====== DATA PROVIDED

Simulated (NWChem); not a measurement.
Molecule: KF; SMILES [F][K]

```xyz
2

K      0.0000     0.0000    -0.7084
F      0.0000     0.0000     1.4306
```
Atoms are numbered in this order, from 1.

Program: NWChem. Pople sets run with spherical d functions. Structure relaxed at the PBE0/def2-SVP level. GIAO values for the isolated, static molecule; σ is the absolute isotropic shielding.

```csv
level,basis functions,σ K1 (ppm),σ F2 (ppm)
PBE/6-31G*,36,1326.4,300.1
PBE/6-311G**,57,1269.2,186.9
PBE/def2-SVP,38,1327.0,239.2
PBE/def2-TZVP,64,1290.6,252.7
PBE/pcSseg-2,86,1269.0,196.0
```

============

EXERCISE - The lines needed run from the first line of the data through the line containing "Atoms are numbered in this order, from 1."; give them again exactly and nothing else.

ANSWER SECTION -
Simulated (NWChem); not a measurement.
Molecule: KF; SMILES [F][K]

```xyz
2

K      0.0000     0.0000    -0.7084
F      0.0000     0.0000     1.4306
```
Atoms are numbered in this order, from 1.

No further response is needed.